Task item →
The lines from the start of the records below through the line containing "The relaxation made" are to be copied exactly, both ends included, with nothing added.

Excerpted data →
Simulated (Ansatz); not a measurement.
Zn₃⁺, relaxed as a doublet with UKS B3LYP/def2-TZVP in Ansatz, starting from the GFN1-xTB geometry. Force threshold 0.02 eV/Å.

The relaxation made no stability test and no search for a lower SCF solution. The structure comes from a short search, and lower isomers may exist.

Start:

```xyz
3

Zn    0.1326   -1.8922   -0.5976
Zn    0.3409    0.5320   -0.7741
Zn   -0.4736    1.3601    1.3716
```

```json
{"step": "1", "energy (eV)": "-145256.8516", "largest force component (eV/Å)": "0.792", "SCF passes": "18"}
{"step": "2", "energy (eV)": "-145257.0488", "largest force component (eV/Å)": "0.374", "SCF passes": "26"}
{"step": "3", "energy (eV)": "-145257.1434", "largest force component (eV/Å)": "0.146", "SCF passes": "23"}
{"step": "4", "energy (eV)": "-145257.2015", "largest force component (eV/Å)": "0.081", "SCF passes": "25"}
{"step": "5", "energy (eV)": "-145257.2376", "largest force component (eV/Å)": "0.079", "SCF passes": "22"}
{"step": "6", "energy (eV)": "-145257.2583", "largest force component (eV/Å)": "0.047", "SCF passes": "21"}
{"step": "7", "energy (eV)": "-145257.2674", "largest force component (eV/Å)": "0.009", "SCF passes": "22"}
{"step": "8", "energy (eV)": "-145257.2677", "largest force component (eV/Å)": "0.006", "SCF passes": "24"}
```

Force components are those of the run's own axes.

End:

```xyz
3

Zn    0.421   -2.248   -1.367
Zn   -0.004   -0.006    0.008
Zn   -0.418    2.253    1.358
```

Answer box →
Simulated (Ansatz); not a measurement.
Zn₃⁺, relaxed as a doublet with UKS B3LYP/def2-TZVP in Ansatz, starting from the GFN1-xTB geometry. Force threshold 0.02 eV/Å.

The relaxation made no stability test and no search for a lower SCF solution. The structure comes from a short search, and lower isomers may exist.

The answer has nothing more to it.